= Work request =
For this exercise, please reproduce the records below word for word, from the first line through the line with "## 2. Optimising".

------------------------------------------------
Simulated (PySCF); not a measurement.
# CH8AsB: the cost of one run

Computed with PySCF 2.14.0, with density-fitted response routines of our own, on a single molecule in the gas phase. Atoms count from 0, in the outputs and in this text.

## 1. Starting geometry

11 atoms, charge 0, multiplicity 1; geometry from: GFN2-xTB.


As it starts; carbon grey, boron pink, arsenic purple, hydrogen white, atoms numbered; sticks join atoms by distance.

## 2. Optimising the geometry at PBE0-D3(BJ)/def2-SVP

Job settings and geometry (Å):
------------------------------------------------

= Answer box =
Simulated (PySCF); not a measurement.
# CH8AsB: the cost of one run

Computed with PySCF 2.14.0, with density-fitted response routines of our own, on a single molecule in the gas phase. Atoms count from 0, in the outputs and in this text.

## 1. Starting geometry

11 atoms, charge 0, multiplicity 1; geometry from: GFN2-xTB.


As it starts; carbon grey, boron pink, arsenic purple, hydrogen white, atoms numbered; sticks join atoms by distance.

## 2. Optimising the geometry at PBE0-D3(BJ)/def2-SVP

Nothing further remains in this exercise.